## Work request
Begin at the top of the records and copy each line exactly. The line containing "The structure derives" is the last one to include.

## Given data
▬▬▬▬▬▬
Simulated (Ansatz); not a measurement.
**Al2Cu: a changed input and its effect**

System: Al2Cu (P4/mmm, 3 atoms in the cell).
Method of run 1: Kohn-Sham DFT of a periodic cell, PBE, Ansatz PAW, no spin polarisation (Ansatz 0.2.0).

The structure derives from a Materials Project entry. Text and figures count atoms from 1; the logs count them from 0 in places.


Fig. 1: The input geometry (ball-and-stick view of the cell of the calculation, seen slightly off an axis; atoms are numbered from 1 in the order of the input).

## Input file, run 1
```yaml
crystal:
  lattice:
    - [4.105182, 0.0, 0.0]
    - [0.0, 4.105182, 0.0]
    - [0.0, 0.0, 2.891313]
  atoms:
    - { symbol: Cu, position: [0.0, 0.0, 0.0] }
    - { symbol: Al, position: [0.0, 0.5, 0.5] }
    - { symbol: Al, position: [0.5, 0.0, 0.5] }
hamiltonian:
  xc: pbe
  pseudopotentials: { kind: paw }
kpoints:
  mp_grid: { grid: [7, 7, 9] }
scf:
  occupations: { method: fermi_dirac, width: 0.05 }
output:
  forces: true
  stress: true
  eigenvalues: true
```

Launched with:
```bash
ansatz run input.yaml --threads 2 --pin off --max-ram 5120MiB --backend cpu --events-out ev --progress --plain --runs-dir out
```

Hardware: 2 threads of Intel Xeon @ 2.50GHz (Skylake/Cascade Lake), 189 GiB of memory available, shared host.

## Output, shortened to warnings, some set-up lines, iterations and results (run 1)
▬▬▬▬▬▬

## Answer space
Simulated (Ansatz); not a measurement.
**Al2Cu: a changed input and its effect**

System: Al2Cu (P4/mmm, 3 atoms in the cell).
Method of run 1: Kohn-Sham DFT of a periodic cell, PBE, Ansatz PAW, no spin polarisation (Ansatz 0.2.0).

The structure derives from a Materials Project entry. Text and figures count atoms from 1; the logs count them from 0 in places.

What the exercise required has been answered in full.